Output, word for word, every line from the start of the listing down to and including the line that contains "The absolute energy"; include nothing else.

════════════════════

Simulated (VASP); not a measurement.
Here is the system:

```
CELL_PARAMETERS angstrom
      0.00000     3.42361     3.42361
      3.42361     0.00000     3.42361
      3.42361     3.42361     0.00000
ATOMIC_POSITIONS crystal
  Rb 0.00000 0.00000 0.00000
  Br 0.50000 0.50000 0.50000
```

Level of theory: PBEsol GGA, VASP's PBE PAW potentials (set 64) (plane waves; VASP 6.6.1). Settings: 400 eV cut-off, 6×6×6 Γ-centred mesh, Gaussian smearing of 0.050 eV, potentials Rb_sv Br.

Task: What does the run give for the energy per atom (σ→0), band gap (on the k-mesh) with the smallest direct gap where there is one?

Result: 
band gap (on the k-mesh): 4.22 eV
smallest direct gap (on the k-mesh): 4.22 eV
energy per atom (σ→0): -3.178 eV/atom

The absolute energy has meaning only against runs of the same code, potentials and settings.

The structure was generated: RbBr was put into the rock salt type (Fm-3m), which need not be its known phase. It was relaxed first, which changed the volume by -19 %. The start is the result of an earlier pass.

════════════════════

Expected answer
Simulated (VASP); not a measurement.
Here is the system:

```
CELL_PARAMETERS angstrom
      0.00000     3.42361     3.42361
      3.42361     0.00000     3.42361
      3.42361     3.42361     0.00000
ATOMIC_POSITIONS crystal
  Rb 0.00000 0.00000 0.00000
  Br 0.50000 0.50000 0.50000
```

Level of theory: PBEsol GGA, VASP's PBE PAW potentials (set 64) (plane waves; VASP 6.6.1). Settings: 400 eV cut-off, 6×6×6 Γ-centred mesh, Gaussian smearing of 0.050 eV, potentials Rb_sv Br.

Task: What does the run give for the energy per atom (σ→0), band gap (on the k-mesh) with the smallest direct gap where there is one?

Result: 
band gap (on the k-mesh): 4.22 eV
smallest direct gap (on the k-mesh): 4.22 eV
energy per atom (σ→0): -3.178 eV/atom

The absolute energy has meaning only against runs of the same code, potentials and settings.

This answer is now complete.